EXERCISE
Starting at the line that has "Where the default" and stopping after the line that has "program) with PBEsol.", reproduce the listing below exactly; omit everything else.

INFORMATION SUPPLIED
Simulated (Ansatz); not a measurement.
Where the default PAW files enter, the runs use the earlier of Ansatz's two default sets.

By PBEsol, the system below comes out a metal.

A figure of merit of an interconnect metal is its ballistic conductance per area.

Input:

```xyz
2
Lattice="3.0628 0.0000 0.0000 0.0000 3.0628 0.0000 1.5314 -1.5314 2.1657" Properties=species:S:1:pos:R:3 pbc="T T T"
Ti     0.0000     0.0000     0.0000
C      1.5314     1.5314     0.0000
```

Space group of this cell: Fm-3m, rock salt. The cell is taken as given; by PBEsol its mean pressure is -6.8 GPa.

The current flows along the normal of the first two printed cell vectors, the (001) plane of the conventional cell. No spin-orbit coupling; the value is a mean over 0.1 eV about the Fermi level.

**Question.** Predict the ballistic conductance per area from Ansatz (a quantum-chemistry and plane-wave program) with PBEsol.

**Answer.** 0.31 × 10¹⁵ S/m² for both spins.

ANSWER SPACE
Where the default PAW files enter, the runs use the earlier of Ansatz's two default sets.

By PBEsol, the system below comes out a metal.

A figure of merit of an interconnect metal is its ballistic conductance per area.

Input:

```xyz
2
Lattice="3.0628 0.0000 0.0000 0.0000 3.0628 0.0000 1.5314 -1.5314 2.1657" Properties=species:S:1:pos:R:3 pbc="T T T"
Ti     0.0000     0.0000     0.0000
C      1.5314     1.5314     0.0000
```

Space group of this cell: Fm-3m, rock salt. The cell is taken as given; by PBEsol its mean pressure is -6.8 GPa.

The current flows along the normal of the first two printed cell vectors, the (001) plane of the conventional cell. No spin-orbit coupling; the value is a mean over 0.1 eV about the Fermi level.

**Question.** Predict the ballistic conductance per area from Ansatz (a quantum-chemistry and plane-wave program) with PBEsol.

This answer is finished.